- Source data:
◆ ◆ ◆
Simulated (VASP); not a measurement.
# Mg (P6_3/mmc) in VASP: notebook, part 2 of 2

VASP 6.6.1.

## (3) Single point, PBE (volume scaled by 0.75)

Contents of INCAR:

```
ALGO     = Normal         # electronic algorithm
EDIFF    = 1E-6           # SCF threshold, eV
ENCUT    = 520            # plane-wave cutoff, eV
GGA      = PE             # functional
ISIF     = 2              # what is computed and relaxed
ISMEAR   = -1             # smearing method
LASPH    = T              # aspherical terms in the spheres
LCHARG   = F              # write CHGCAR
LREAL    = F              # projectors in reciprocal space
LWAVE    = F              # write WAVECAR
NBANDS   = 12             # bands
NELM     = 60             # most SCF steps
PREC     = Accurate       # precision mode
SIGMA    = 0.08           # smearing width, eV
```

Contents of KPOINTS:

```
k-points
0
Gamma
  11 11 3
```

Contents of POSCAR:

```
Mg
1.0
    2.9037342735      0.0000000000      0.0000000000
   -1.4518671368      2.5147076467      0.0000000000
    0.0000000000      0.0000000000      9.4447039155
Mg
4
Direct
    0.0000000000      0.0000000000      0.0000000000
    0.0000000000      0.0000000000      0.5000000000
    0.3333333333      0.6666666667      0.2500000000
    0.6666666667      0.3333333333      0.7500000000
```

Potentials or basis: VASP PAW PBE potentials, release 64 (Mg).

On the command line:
◆ ◆ ◆

- Brief: For every entry above, give it back exactly as written.

- Task solution:
Simulated (VASP); not a measurement.
# Mg (P6_3/mmc) in VASP: notebook, part 2 of 2

VASP 6.6.1.

## (3) Single point, PBE (volume scaled by 0.75)

Contents of INCAR:

```
ALGO     = Normal         # electronic algorithm
EDIFF    = 1E-6           # SCF threshold, eV
ENCUT    = 520            # plane-wave cutoff, eV
GGA      = PE             # functional
ISIF     = 2              # what is computed and relaxed
ISMEAR   = -1             # smearing method
LASPH    = T              # aspherical terms in the spheres
LCHARG   = F              # write CHGCAR
LREAL    = F              # projectors in reciprocal space
LWAVE    = F              # write WAVECAR
NBANDS   = 12             # bands
NELM     = 60             # most SCF steps
PREC     = Accurate       # precision mode
SIGMA    = 0.08           # smearing width, eV
```

Contents of KPOINTS:

```
k-points
0
Gamma
  11 11 3
```

Contents of POSCAR:

```
Mg
1.0
    2.9037342735      0.0000000000      0.0000000000
   -1.4518671368      2.5147076467      0.0000000000
    0.0000000000      0.0000000000      9.4447039155
Mg
4
Direct
    0.0000000000      0.0000000000      0.0000000000
    0.0000000000      0.0000000000      0.5000000000
    0.3333333333      0.6666666667      0.2500000000
    0.6666666667      0.3333333333      0.7500000000
```

Potentials or basis: VASP PAW PBE potentials, release 64 (Mg).

On the command line:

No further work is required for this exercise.